→ **Brief**: Give back the entire listing verbatim.

→ **Material provided**:
..........

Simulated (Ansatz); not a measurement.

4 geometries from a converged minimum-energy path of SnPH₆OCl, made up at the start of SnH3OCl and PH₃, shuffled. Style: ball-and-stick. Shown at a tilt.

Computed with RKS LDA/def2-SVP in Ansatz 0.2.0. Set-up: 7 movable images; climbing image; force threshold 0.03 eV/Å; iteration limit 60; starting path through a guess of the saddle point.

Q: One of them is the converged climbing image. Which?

..........

→ **Response box**:
Simulated (Ansatz); not a measurement.

4 geometries from a converged minimum-energy path of SnPH₆OCl, made up at the start of SnH3OCl and PH₃, shuffled. Style: ball-and-stick. Shown at a tilt.

Computed with RKS LDA/def2-SVP in Ansatz 0.2.0. Set-up: 7 movable images; climbing image; force threshold 0.03 eV/Å; iteration limit 60; starting path through a guess of the saddle point.

Q: One of them is the converged climbing image. Which?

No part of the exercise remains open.